::::
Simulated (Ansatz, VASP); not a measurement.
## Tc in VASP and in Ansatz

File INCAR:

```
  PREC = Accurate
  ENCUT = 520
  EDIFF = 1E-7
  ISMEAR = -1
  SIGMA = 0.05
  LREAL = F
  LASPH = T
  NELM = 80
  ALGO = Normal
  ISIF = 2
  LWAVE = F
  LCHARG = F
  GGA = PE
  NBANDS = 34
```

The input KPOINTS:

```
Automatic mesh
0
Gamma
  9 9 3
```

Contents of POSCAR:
::::

= WORK INSTRUCTION =
An exact reproduction of the listing is needed.

= TASK RESPONSE =
Simulated (Ansatz, VASP); not a measurement.
## Tc in VASP and in Ansatz

File INCAR:

```
  PREC = Accurate
  ENCUT = 520
  EDIFF = 1E-7
  ISMEAR = -1
  SIGMA = 0.05
  LREAL = F
  LASPH = T
  NELM = 80
  ALGO = Normal
  ISIF = 2
  LWAVE = F
  LCHARG = F
  GGA = PE
  NBANDS = 34
```

The input KPOINTS:

```
Automatic mesh
0
Gamma
  9 9 3
```

Contents of POSCAR:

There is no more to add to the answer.